▶ _Work request_: Output, word for word, every line from the start of the listing down to and including the line that contains "to begin with**"; include nothing else.

▶ _Record set_:
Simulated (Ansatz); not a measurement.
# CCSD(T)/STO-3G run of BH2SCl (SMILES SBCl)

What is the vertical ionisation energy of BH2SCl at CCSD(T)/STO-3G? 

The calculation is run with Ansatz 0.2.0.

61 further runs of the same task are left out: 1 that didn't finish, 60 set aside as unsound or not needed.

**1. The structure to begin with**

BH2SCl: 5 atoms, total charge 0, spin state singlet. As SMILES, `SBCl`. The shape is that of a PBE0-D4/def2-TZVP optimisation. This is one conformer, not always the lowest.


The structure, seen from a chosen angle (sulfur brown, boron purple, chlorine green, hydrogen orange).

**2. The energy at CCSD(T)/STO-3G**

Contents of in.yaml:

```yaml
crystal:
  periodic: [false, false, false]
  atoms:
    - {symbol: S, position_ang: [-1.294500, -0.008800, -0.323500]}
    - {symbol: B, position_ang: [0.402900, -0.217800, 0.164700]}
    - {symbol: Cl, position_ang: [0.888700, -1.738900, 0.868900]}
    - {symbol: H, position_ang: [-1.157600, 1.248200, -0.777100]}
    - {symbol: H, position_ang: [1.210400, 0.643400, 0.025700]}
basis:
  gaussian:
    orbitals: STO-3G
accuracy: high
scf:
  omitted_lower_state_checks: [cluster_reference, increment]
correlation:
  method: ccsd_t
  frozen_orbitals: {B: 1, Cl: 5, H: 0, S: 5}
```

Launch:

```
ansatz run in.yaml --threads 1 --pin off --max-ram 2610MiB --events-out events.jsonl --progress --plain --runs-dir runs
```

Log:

▶ _Exercise output_:
Simulated (Ansatz); not a measurement.
# CCSD(T)/STO-3G run of BH2SCl (SMILES SBCl)

What is the vertical ionisation energy of BH2SCl at CCSD(T)/STO-3G? 

The calculation is run with Ansatz 0.2.0.

61 further runs of the same task are left out: 1 that didn't finish, 60 set aside as unsound or not needed.

**1. The structure to begin with**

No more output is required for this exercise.